▶ _DATA SECTION_:
╔══
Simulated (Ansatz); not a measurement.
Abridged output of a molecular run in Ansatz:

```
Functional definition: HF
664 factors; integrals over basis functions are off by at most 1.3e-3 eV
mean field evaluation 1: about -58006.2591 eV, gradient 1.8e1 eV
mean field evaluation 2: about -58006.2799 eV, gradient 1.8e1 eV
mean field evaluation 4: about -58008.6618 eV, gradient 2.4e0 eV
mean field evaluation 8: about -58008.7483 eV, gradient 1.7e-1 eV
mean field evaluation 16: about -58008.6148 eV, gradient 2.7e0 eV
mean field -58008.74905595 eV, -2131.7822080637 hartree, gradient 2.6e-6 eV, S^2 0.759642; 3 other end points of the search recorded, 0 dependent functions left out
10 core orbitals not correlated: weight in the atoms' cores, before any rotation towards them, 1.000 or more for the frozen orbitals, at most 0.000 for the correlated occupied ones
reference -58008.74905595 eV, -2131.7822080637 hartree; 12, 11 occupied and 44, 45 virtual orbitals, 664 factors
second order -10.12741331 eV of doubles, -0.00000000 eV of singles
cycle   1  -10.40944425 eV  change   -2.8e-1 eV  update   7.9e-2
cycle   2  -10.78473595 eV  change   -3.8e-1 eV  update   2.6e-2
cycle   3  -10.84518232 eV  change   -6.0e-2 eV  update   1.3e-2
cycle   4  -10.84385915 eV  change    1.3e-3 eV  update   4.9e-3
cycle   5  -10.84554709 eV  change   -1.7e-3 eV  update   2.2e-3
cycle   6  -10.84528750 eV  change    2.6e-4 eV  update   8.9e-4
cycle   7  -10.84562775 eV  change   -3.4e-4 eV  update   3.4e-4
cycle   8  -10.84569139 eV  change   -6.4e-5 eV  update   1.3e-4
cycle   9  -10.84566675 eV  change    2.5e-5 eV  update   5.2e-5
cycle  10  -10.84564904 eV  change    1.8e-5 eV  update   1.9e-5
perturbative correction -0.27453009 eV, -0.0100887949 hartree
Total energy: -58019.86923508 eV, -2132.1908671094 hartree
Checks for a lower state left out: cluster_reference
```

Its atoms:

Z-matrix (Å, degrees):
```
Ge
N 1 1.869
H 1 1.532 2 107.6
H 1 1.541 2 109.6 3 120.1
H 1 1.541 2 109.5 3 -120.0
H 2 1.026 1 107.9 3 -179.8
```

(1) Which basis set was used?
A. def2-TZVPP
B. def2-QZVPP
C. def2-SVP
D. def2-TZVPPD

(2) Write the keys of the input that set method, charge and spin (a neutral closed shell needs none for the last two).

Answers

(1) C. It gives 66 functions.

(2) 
╚══

▶ _REQUIREMENT_: Copy word for word the stretch of entries above from the line that has "A. def2-TZVPP" through the line that has "(1) C. It gives 66 functions.", both ends included, and nothing outside it.

▶ _EXERCISE SOLUTION_:
A. def2-TZVPP
B. def2-QZVPP
C. def2-SVP
D. def2-TZVPPD

(2) Write the keys of the input that set method, charge and spin (a neutral closed shell needs none for the last two).

Answers

(1) C. It gives 66 functions.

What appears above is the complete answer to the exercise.